The listing below is to be transcribed exactly.

++++++++++

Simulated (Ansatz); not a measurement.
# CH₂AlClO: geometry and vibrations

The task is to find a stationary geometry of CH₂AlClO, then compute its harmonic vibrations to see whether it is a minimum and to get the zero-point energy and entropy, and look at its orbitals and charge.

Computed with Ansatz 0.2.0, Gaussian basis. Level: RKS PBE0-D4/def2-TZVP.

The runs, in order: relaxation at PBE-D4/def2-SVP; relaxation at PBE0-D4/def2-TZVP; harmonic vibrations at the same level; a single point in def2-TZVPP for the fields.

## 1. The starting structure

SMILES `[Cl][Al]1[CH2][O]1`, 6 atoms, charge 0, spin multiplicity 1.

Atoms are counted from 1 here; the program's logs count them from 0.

++++++++++

ANSWER SPACE:
Simulated (Ansatz); not a measurement.
# CH₂AlClO: geometry and vibrations

The task is to find a stationary geometry of CH₂AlClO, then compute its harmonic vibrations to see whether it is a minimum and to get the zero-point energy and entropy, and look at its orbitals and charge.

Computed with Ansatz 0.2.0, Gaussian basis. Level: RKS PBE0-D4/def2-TZVP.

The runs, in order: relaxation at PBE-D4/def2-SVP; relaxation at PBE0-D4/def2-TZVP; harmonic vibrations at the same level; a single point in def2-TZVPP for the fields.

## 1. The starting structure

SMILES `[Cl][Al]1[CH2][O]1`, 6 atoms, charge 0, spin multiplicity 1.

Atoms are counted from 1 here; the program's logs count them from 0.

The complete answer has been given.